*** Dataset extract ***

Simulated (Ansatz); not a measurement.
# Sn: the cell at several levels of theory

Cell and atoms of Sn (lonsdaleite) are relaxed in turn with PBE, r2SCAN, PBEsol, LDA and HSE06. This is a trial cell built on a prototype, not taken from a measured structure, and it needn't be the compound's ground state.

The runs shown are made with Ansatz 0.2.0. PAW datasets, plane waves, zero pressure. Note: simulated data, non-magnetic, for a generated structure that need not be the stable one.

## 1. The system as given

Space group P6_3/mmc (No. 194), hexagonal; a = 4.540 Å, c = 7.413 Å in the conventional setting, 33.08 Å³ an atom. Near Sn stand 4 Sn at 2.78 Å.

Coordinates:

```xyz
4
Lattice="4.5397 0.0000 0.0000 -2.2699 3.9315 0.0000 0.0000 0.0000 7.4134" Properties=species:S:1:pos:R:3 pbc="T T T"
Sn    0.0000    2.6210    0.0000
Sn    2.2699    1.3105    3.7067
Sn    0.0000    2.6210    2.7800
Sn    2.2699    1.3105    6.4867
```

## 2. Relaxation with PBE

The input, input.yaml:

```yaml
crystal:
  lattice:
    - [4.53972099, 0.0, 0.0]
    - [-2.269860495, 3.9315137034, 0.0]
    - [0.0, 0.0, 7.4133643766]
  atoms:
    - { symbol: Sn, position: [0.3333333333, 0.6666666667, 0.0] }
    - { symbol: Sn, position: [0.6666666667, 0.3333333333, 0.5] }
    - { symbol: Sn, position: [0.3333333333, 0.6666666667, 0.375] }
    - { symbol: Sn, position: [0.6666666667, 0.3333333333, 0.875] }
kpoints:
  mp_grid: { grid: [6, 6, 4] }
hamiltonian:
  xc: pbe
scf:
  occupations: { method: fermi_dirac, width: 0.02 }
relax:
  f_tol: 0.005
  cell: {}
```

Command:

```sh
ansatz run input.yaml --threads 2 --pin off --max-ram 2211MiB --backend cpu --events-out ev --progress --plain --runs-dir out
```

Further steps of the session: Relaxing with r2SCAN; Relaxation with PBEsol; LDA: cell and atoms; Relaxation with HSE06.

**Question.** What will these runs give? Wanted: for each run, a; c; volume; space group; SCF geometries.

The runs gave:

***

- **Required action**
Transcribe the lines above between the line holding "# Sn: the cell at several levels of theory" and the line holding "Cell and atoms of", inclusive, exactly as they stand and with nothing added.

- **Exercise result**
# Sn: the cell at several levels of theory

Cell and atoms of Sn (lonsdaleite) are relaxed in turn with PBE, r2SCAN, PBEsol, LDA and HSE06. This is a trial cell built on a prototype, not taken from a measured structure, and it needn't be the compound's ground state.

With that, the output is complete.